● Record extracts:
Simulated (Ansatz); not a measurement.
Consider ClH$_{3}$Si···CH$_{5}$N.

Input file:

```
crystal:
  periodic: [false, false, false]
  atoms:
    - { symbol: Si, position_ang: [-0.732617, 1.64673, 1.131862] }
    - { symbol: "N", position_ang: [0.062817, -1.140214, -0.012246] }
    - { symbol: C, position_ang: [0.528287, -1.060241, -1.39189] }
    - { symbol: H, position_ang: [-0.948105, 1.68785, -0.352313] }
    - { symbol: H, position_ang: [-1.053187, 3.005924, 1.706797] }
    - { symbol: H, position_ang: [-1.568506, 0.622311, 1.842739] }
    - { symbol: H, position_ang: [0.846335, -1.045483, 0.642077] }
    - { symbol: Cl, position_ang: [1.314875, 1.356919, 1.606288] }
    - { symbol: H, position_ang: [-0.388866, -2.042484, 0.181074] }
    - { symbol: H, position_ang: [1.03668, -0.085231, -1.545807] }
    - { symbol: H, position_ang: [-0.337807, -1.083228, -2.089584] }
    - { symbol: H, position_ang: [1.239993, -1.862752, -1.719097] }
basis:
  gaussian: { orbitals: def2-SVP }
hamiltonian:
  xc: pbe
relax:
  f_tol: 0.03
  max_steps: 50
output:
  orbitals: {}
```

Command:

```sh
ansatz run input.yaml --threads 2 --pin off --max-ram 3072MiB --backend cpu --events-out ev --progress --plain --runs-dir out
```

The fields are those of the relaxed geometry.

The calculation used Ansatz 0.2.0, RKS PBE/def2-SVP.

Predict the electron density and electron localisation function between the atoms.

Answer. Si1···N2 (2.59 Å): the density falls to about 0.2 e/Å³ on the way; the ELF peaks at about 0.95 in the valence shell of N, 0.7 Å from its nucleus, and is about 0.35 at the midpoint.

● Brief: Only the lines from the first line of the records through the line containing "Predict the electron" should be repeated, exactly as they appear.

● Written answer:
Simulated (Ansatz); not a measurement.
Consider ClH$_{3}$Si···CH$_{5}$N.

Input file:

```
crystal:
  periodic: [false, false, false]
  atoms:
    - { symbol: Si, position_ang: [-0.732617, 1.64673, 1.131862] }
    - { symbol: "N", position_ang: [0.062817, -1.140214, -0.012246] }
    - { symbol: C, position_ang: [0.528287, -1.060241, -1.39189] }
    - { symbol: H, position_ang: [-0.948105, 1.68785, -0.352313] }
    - { symbol: H, position_ang: [-1.053187, 3.005924, 1.706797] }
    - { symbol: H, position_ang: [-1.568506, 0.622311, 1.842739] }
    - { symbol: H, position_ang: [0.846335, -1.045483, 0.642077] }
    - { symbol: Cl, position_ang: [1.314875, 1.356919, 1.606288] }
    - { symbol: H, position_ang: [-0.388866, -2.042484, 0.181074] }
    - { symbol: H, position_ang: [1.03668, -0.085231, -1.545807] }
    - { symbol: H, position_ang: [-0.337807, -1.083228, -2.089584] }
    - { symbol: H, position_ang: [1.239993, -1.862752, -1.719097] }
basis:
  gaussian: { orbitals: def2-SVP }
hamiltonian:
  xc: pbe
relax:
  f_tol: 0.03
  max_steps: 50
output:
  orbitals: {}
```

Command:

```sh
ansatz run input.yaml --threads 2 --pin off --max-ram 3072MiB --backend cpu --events-out ev --progress --plain --runs-dir out
```

The fields are those of the relaxed geometry.

The calculation used Ansatz 0.2.0, RKS PBE/def2-SVP.

Predict the electron density and electron localisation function between the atoms.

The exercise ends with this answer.